- **Assignment**
All that is wanted is a word-for-word copy of the data from its first line to the line containing "Model: reference Helmholtz-energy", both included.

---------- Information supplied

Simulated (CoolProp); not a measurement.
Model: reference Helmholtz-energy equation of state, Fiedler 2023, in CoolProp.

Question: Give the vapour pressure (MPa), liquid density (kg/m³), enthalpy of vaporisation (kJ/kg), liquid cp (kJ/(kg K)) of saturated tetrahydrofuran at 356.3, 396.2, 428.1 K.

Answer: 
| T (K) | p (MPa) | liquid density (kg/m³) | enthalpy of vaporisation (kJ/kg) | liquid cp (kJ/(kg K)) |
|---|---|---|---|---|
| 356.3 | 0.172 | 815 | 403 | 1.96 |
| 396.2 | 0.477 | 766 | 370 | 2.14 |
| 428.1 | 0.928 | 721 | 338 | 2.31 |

--------------------

- **Task solution**
Simulated (CoolProp); not a measurement.
Model: reference Helmholtz-energy equation of state, Fiedler 2023, in CoolProp.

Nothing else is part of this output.